## [The data]
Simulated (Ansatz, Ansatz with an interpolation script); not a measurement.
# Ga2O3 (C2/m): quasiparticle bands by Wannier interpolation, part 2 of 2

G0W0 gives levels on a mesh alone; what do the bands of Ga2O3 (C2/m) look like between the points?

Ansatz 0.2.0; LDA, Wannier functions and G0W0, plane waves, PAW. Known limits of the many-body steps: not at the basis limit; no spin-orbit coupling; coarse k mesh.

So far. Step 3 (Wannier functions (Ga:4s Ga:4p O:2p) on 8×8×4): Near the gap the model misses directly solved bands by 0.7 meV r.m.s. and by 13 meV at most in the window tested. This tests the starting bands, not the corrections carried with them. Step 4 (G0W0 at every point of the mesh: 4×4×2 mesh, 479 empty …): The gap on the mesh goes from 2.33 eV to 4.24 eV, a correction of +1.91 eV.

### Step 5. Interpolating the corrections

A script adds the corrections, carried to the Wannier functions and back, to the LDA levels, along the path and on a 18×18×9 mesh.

## [Work task]
Beginning at the line with "Ansatz 0.2.0; LDA, Wannier" and ending at the line with "### Step 5. Interpolating the corrections", reproduce each line of the data above exactly, and add no other lines.

## [Written reply]
Ansatz 0.2.0; LDA, Wannier functions and G0W0, plane waves, PAW. Known limits of the many-body steps: not at the basis limit; no spin-orbit coupling; coarse k mesh.

So far. Step 3 (Wannier functions (Ga:4s Ga:4p O:2p) on 8×8×4): Near the gap the model misses directly solved bands by 0.7 meV r.m.s. and by 13 meV at most in the window tested. This tests the starting bands, not the corrections carried with them. Step 4 (G0W0 at every point of the mesh: 4×4×2 mesh, 479 empty …): The gap on the mesh goes from 2.33 eV to 4.24 eV, a correction of +1.91 eV.

### Step 5. Interpolating the corrections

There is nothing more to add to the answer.